- _WORK ITEM_: Word for word, retype the first line of the records and every following line through the one containing "The run is started by".

>>>>

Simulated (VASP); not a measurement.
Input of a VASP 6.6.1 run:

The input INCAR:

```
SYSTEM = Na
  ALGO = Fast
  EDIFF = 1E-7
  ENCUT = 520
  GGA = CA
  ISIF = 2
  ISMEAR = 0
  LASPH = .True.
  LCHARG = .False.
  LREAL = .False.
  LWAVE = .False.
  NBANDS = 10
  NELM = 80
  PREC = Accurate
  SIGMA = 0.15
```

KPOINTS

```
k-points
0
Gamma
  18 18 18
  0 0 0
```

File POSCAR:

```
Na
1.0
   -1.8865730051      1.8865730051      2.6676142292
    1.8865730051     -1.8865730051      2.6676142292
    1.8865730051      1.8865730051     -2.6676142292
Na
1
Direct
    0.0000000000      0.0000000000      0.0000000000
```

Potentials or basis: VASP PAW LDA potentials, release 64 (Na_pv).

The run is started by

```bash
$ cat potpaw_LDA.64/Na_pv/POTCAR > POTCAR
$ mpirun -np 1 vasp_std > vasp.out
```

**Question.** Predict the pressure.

<<<<

- _WRITTEN RESPONSE_:
Simulated (VASP); not a measurement.
Input of a VASP 6.6.1 run:

The input INCAR:

```
SYSTEM = Na
  ALGO = Fast
  EDIFF = 1E-7
  ENCUT = 520
  GGA = CA
  ISIF = 2
  ISMEAR = 0
  LASPH = .True.
  LCHARG = .False.
  LREAL = .False.
  LWAVE = .False.
  NBANDS = 10
  NELM = 80
  PREC = Accurate
  SIGMA = 0.15
```

KPOINTS

```
k-points
0
Gamma
  18 18 18
  0 0 0
```

File POSCAR:

```
Na
1.0
   -1.8865730051      1.8865730051      2.6676142292
    1.8865730051     -1.8865730051      2.6676142292
    1.8865730051      1.8865730051     -2.6676142292
Na
1
Direct
    0.0000000000      0.0000000000      0.0000000000
```

Potentials or basis: VASP PAW LDA potentials, release 64 (Na_pv).

The run is started by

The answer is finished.